───

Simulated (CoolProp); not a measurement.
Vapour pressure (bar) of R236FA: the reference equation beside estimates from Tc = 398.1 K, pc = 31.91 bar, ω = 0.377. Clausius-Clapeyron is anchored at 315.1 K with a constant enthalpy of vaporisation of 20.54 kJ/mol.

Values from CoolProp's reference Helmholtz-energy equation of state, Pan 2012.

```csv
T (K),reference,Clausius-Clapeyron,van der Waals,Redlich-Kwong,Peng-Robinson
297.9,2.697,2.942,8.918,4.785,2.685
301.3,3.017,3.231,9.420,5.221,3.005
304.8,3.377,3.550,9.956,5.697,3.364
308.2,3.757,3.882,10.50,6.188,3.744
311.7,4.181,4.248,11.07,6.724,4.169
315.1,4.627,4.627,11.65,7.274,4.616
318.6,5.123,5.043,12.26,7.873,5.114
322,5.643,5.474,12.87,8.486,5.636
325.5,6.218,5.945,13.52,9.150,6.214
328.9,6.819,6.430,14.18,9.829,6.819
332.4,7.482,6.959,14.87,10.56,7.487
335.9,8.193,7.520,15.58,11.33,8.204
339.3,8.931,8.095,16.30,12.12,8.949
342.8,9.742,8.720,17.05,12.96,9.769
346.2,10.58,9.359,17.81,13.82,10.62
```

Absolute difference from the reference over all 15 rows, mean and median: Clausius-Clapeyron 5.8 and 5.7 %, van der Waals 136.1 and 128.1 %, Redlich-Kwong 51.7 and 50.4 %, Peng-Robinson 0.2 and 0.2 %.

───

▶ **Brief**
Transcribe only, please, the lines from the first line of the records through the line with "Vapour pressure (bar)". Both of those lines are included.

▶ **Solution**
Simulated (CoolProp); not a measurement.
Vapour pressure (bar) of R236FA: the reference equation beside estimates from Tc = 398.1 K, pc = 31.91 bar, ω = 0.377. Clausius-Clapeyron is anchored at 315.1 K with a constant enthalpy of vaporisation of 20.54 kJ/mol.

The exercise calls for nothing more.